━━━━━━━━━━━━━━━━━━━━
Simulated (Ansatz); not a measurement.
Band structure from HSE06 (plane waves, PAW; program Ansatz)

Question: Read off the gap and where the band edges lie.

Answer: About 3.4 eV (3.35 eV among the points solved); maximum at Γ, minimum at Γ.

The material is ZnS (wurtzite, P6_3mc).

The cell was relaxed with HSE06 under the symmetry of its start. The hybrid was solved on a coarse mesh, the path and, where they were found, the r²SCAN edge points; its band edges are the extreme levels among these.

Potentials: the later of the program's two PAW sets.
━━━━━━━━━━━━━━━━━━━━

- [Assigned task]:
Above this instruction are the records; retype exactly the lines from the one containing "Answer: About 3.4" up to and including the one containing "The cell was".

- [Your solution]:
Answer: About 3.4 eV (3.35 eV among the points solved); maximum at Γ, minimum at Γ.

The material is ZnS (wurtzite, P6_3mc).

The cell was relaxed with HSE06 under the symmetry of its start. The hybrid was solved on a coarse mesh, the path and, where they were found, the r²SCAN edge points; its band edges are the extreme levels among these.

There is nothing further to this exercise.